◆ **Source information**
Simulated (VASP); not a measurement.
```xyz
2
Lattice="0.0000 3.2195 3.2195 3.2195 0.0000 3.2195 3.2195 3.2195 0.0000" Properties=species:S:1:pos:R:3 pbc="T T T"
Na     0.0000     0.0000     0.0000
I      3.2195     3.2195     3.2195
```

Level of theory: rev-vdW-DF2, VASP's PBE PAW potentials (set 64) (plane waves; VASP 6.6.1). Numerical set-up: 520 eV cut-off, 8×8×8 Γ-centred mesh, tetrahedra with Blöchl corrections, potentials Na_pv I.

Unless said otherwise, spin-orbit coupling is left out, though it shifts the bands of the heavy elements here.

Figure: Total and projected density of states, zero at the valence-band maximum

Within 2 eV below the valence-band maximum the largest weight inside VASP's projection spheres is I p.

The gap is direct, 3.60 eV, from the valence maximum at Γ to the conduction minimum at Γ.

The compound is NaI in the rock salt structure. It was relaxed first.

◆ **Assigned task**
Repeat exactly the lines above from the one with "Figure: Total and" up to and including the one with "The gap is direct, 3.60". No other line belongs in the reply.

◆ **Exercise output**
Figure: Total and projected density of states, zero at the valence-band maximum

Within 2 eV below the valence-band maximum the largest weight inside VASP's projection spheres is I p.

The gap is direct, 3.60 eV, from the valence maximum at Γ to the conduction minimum at Γ.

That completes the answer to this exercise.